WORK REQUEST =>
For this exercise, repeat the listing below from its first line through the line containing "130.7, 124.2, 43.3.", exactly as written.

=-=-=

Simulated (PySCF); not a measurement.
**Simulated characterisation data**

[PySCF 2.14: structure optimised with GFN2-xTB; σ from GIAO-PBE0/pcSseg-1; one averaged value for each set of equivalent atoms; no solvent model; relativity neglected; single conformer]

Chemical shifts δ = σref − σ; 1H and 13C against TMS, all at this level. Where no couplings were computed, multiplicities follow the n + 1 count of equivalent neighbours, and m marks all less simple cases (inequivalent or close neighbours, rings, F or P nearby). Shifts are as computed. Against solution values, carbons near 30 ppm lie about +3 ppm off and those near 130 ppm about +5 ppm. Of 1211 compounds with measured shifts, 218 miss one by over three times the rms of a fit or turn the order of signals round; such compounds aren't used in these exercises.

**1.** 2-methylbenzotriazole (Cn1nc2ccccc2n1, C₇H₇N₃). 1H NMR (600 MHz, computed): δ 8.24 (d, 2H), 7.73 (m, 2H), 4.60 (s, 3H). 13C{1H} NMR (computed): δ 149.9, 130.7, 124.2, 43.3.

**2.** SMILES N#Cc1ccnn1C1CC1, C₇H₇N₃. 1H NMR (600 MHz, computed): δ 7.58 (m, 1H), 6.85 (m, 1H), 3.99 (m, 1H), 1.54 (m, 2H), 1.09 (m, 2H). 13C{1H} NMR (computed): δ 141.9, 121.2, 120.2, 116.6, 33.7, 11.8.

=-=-=

EXERCISE OUTPUT =>
Simulated (PySCF); not a measurement.
**Simulated characterisation data**

[PySCF 2.14: structure optimised with GFN2-xTB; σ from GIAO-PBE0/pcSseg-1; one averaged value for each set of equivalent atoms; no solvent model; relativity neglected; single conformer]

Chemical shifts δ = σref − σ; 1H and 13C against TMS, all at this level. Where no couplings were computed, multiplicities follow the n + 1 count of equivalent neighbours, and m marks all less simple cases (inequivalent or close neighbours, rings, F or P nearby). Shifts are as computed. Against solution values, carbons near 30 ppm lie about +3 ppm off and those near 130 ppm about +5 ppm. Of 1211 compounds with measured shifts, 218 miss one by over three times the rms of a fit or turn the order of signals round; such compounds aren't used in these exercises.

**1.** 2-methylbenzotriazole (Cn1nc2ccccc2n1, C₇H₇N₃). 1H NMR (600 MHz, computed): δ 8.24 (d, 2H), 7.73 (m, 2H), 4.60 (s, 3H). 13C{1H} NMR (computed): δ 149.9, 130.7, 124.2, 43.3.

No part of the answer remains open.